(RECORDS SUPPLIED)

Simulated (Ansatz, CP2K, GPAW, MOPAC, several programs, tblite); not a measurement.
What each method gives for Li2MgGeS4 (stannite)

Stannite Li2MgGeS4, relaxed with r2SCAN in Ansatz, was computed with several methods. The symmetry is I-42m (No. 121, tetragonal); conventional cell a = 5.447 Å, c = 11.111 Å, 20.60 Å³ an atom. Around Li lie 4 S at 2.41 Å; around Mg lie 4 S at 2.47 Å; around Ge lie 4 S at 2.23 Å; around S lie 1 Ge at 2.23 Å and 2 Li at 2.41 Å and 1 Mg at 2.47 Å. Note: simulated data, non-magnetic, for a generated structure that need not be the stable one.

(End RECORDS SUPPLIED)

WORK ORDER:
Your response must consist of all the records, retyped exactly.

WRITTEN RESPONSE:
Simulated (Ansatz, CP2K, GPAW, MOPAC, several programs, tblite); not a measurement.
What each method gives for Li2MgGeS4 (stannite)

Stannite Li2MgGeS4, relaxed with r2SCAN in Ansatz, was computed with several methods. The symmetry is I-42m (No. 121, tetragonal); conventional cell a = 5.447 Å, c = 11.111 Å, 20.60 Å³ an atom. Around Li lie 4 S at 2.41 Å; around Mg lie 4 S at 2.47 Å; around Ge lie 4 S at 2.23 Å; around S lie 1 Ge at 2.23 Å and 2 Li at 2.41 Å and 1 Mg at 2.47 Å. Note: simulated data, non-magnetic, for a generated structure that need not be the stable one.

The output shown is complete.